§ **Action item**
Give back an exact copy of the lines from the start of the material through the line bearing "# Ionisation energy of Li by level of theory". Include both ends and nothing else.

Content starts

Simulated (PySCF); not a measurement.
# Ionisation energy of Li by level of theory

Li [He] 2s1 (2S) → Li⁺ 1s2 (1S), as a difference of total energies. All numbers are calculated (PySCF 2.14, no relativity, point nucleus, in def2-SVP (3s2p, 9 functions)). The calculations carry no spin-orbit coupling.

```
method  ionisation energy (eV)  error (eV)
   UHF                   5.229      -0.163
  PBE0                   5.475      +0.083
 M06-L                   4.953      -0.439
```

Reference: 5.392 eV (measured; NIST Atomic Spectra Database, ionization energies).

Content ends

§ **Expected answer**
Simulated (PySCF); not a measurement.
# Ionisation energy of Li by level of theory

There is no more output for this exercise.